● **WORK REQUEST**
Please return the whole listing word for word.

╔══

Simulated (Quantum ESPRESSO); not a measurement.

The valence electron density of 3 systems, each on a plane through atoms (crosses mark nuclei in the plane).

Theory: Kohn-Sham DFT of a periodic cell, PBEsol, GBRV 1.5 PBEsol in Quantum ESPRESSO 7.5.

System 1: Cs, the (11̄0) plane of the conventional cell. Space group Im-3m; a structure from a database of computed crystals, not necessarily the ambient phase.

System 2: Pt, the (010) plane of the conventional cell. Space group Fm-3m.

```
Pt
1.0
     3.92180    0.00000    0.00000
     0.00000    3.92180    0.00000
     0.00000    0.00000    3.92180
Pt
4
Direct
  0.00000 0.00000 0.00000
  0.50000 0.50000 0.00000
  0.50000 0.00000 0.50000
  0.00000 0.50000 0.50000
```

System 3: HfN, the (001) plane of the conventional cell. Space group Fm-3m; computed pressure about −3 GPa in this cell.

╚══

● **TASK RESPONSE**
Simulated (Quantum ESPRESSO); not a measurement.

The valence electron density of 3 systems, each on a plane through atoms (crosses mark nuclei in the plane).

Theory: Kohn-Sham DFT of a periodic cell, PBEsol, GBRV 1.5 PBEsol in Quantum ESPRESSO 7.5.

System 1: Cs, the (11̄0) plane of the conventional cell. Space group Im-3m; a structure from a database of computed crystals, not necessarily the ambient phase.

System 2: Pt, the (010) plane of the conventional cell. Space group Fm-3m.

```
Pt
1.0
     3.92180    0.00000    0.00000
     0.00000    3.92180    0.00000
     0.00000    0.00000    3.92180
Pt
4
Direct
  0.00000 0.00000 0.00000
  0.50000 0.50000 0.00000
  0.50000 0.00000 0.50000
  0.00000 0.50000 0.50000
```

System 3: HfN, the (001) plane of the conventional cell. Space group Fm-3m; computed pressure about −3 GPa in this cell.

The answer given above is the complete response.